········

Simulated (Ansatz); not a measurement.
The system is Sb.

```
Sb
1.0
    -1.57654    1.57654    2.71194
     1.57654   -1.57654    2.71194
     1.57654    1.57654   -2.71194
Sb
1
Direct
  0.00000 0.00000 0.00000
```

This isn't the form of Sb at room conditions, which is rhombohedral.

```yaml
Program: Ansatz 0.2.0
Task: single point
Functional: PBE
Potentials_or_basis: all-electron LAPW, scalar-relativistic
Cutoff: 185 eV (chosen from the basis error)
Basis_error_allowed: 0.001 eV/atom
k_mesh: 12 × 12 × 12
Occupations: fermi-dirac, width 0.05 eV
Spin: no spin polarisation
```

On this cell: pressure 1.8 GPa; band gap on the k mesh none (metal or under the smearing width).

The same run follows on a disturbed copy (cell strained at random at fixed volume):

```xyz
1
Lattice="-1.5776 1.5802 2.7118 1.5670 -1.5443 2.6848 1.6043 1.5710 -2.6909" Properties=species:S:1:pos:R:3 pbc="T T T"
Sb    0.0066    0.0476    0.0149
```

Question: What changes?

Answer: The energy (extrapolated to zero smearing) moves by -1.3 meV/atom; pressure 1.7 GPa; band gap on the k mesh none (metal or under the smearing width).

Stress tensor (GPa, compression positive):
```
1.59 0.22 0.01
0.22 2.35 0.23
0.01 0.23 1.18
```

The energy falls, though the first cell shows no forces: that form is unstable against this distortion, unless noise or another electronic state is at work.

········

#### [ACTIVITY]
Give back exactly what runs from the first line of the listing above to the line that contains "Question: What changes?", keeping both end lines.

#### [WRITTEN SOLUTION]
Simulated (Ansatz); not a measurement.
The system is Sb.

```
Sb
1.0
    -1.57654    1.57654    2.71194
     1.57654   -1.57654    2.71194
     1.57654    1.57654   -2.71194
Sb
1
Direct
  0.00000 0.00000 0.00000
```

This isn't the form of Sb at room conditions, which is rhombohedral.

```yaml
Program: Ansatz 0.2.0
Task: single point
Functional: PBE
Potentials_or_basis: all-electron LAPW, scalar-relativistic
Cutoff: 185 eV (chosen from the basis error)
Basis_error_allowed: 0.001 eV/atom
k_mesh: 12 × 12 × 12
Occupations: fermi-dirac, width 0.05 eV
Spin: no spin polarisation
```

On this cell: pressure 1.8 GPa; band gap on the k mesh none (metal or under the smearing width).

The same run follows on a disturbed copy (cell strained at random at fixed volume):

```xyz
1
Lattice="-1.5776 1.5802 2.7118 1.5670 -1.5443 2.6848 1.6043 1.5710 -2.6909" Properties=species:S:1:pos:R:3 pbc="T T T"
Sb    0.0066    0.0476    0.0149
```

Question: What changes?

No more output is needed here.